* WORK ORDER
Only the lines below starting at the one containing "Ansatz 0.2.0 |" and ending at the one containing "0.0 | +0.39 |" belong in the answer, each copied exactly.

* INFORMATION GIVEN
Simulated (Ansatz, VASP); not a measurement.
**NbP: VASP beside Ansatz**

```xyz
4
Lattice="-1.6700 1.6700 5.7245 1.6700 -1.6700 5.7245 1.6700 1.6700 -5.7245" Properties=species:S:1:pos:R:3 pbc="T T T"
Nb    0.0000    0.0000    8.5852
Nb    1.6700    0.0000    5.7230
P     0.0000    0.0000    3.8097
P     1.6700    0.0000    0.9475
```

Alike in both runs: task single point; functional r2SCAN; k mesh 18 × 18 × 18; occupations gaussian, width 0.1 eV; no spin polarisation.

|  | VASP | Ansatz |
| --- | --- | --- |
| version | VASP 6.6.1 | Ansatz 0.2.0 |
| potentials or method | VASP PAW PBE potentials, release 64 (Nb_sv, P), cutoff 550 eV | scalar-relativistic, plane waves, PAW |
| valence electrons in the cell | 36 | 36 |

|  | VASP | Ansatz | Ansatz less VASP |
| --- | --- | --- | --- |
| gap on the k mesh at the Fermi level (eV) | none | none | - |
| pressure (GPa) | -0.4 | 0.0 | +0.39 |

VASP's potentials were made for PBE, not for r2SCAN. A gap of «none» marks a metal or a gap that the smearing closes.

* RESPONSE
| version | VASP 6.6.1 | Ansatz 0.2.0 |
| potentials or method | VASP PAW PBE potentials, release 64 (Nb_sv, P), cutoff 550 eV | scalar-relativistic, plane waves, PAW |
| valence electrons in the cell | 36 | 36 |

|  | VASP | Ansatz | Ansatz less VASP |
| --- | --- | --- | --- |
| gap on the k mesh at the Fermi level (eV) | none | none | - |
| pressure (GPa) | -0.4 | 0.0 | +0.39 |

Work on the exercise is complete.